▶ [WORK ITEM]
Go through the entries below from the first line and output each one exactly, up to and including the line with "Q: How do energy, volume".

++++ MATERIAL SUPPLIED ++++
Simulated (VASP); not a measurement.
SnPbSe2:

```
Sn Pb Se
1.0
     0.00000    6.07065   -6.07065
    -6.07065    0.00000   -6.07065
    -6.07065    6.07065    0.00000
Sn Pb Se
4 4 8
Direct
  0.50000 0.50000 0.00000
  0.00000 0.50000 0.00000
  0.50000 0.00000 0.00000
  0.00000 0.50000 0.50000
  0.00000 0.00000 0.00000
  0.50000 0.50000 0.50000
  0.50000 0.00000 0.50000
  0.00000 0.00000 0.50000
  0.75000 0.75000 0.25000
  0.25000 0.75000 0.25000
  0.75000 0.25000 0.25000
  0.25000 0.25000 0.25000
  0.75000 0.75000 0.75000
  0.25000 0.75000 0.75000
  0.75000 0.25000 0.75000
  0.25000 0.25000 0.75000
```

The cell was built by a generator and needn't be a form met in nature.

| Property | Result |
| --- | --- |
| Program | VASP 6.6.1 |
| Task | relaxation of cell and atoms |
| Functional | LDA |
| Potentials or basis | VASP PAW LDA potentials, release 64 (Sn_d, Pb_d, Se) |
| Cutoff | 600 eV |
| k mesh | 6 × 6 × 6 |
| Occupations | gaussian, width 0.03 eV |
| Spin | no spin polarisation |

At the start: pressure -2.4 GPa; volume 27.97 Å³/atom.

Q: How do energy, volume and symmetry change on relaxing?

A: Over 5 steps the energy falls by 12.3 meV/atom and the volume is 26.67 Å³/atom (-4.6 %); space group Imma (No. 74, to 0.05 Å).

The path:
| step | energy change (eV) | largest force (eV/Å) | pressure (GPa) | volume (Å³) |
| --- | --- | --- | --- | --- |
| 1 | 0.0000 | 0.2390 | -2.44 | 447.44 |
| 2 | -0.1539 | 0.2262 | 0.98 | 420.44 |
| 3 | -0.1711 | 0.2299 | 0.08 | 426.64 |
++++

▶ [REPLY]
Simulated (VASP); not a measurement.
SnPbSe2:

```
Sn Pb Se
1.0
     0.00000    6.07065   -6.07065
    -6.07065    0.00000   -6.07065
    -6.07065    6.07065    0.00000
Sn Pb Se
4 4 8
Direct
  0.50000 0.50000 0.00000
  0.00000 0.50000 0.00000
  0.50000 0.00000 0.00000
  0.00000 0.50000 0.50000
  0.00000 0.00000 0.00000
  0.50000 0.50000 0.50000
  0.50000 0.00000 0.50000
  0.00000 0.00000 0.50000
  0.75000 0.75000 0.25000
  0.25000 0.75000 0.25000
  0.75000 0.25000 0.25000
  0.25000 0.25000 0.25000
  0.75000 0.75000 0.75000
  0.25000 0.75000 0.75000
  0.75000 0.25000 0.75000
  0.25000 0.25000 0.75000
```

The cell was built by a generator and needn't be a form met in nature.

| Property | Result |
| --- | --- |
| Program | VASP 6.6.1 |
| Task | relaxation of cell and atoms |
| Functional | LDA |
| Potentials or basis | VASP PAW LDA potentials, release 64 (Sn_d, Pb_d, Se) |
| Cutoff | 600 eV |
| k mesh | 6 × 6 × 6 |
| Occupations | gaussian, width 0.03 eV |
| Spin | no spin polarisation |

At the start: pressure -2.4 GPa; volume 27.97 Å³/atom.

Q: How do energy, volume and symmetry change on relaxing?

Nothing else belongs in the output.